• [Given information]:
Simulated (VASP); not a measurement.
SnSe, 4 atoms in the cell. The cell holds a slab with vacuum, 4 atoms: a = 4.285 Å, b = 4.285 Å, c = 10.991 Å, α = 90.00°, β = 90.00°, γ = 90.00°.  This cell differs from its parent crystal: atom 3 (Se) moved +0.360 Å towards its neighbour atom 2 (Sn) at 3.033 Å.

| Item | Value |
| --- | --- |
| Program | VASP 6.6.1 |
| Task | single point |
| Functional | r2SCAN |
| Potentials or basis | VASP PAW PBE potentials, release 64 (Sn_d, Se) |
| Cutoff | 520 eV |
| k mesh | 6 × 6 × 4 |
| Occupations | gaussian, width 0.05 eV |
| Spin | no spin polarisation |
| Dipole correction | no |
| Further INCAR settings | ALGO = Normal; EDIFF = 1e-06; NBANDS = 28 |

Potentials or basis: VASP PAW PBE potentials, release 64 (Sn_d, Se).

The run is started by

• [Brief]: Your answer should consist only of the lines above between the line holding "mesh | 6 × 6 × 4 |" and the line holding "Potentials or basis: VASP", inclusive, each transcribed exactly.

• [Task output]:
| k mesh | 6 × 6 × 4 |
| Occupations | gaussian, width 0.05 eV |
| Spin | no spin polarisation |
| Dipole correction | no |
| Further INCAR settings | ALGO = Normal; EDIFF = 1e-06; NBANDS = 28 |

Potentials or basis: VASP PAW PBE potentials, release 64 (Sn_d, Se).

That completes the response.